_EXERCISE_: For the listing below, return the line containing "The numbers are", the line containing "the tightest run?", and all lines in between, exactly as written and nothing else.

- - -

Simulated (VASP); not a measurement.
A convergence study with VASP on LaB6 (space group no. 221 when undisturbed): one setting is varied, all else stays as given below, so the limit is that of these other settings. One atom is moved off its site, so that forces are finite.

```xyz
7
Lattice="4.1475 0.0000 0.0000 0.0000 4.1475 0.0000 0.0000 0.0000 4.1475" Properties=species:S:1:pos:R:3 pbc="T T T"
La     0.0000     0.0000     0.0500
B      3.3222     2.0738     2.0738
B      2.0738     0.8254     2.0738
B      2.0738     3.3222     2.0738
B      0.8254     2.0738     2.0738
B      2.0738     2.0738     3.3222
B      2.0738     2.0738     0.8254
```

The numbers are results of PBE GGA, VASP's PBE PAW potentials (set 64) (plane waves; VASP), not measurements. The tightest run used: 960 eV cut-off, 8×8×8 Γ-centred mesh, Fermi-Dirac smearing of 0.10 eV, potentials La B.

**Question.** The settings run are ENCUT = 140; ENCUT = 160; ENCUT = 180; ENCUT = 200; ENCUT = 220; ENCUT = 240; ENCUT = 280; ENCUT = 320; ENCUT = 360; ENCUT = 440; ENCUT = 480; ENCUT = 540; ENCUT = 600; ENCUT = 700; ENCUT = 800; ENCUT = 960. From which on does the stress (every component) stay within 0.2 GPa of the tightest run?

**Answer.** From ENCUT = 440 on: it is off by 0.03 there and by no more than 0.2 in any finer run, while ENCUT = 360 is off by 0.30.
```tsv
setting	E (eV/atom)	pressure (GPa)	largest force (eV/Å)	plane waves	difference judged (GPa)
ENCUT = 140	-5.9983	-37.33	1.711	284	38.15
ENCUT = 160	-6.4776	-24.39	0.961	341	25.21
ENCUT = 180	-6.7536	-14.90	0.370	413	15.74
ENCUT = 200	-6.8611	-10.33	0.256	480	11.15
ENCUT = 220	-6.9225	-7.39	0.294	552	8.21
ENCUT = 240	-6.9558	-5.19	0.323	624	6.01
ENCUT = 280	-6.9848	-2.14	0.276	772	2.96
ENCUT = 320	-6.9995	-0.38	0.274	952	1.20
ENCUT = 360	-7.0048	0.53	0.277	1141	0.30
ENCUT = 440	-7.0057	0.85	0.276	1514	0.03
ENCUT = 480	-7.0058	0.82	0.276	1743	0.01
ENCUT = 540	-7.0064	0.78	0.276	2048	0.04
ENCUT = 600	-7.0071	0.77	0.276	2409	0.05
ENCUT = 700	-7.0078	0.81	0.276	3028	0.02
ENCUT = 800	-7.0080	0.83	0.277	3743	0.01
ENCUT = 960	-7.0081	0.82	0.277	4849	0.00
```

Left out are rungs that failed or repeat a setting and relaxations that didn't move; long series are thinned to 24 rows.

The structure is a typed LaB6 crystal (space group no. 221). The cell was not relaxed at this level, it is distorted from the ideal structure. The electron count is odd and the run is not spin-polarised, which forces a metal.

- - -

_RESPONSE BOX_:
The numbers are results of PBE GGA, VASP's PBE PAW potentials (set 64) (plane waves; VASP), not measurements. The tightest run used: 960 eV cut-off, 8×8×8 Γ-centred mesh, Fermi-Dirac smearing of 0.10 eV, potentials La B.

**Question.** The settings run are ENCUT = 140; ENCUT = 160; ENCUT = 180; ENCUT = 200; ENCUT = 220; ENCUT = 240; ENCUT = 280; ENCUT = 320; ENCUT = 360; ENCUT = 440; ENCUT = 480; ENCUT = 540; ENCUT = 600; ENCUT = 700; ENCUT = 800; ENCUT = 960. From which on does the stress (every component) stay within 0.2 GPa of the tightest run?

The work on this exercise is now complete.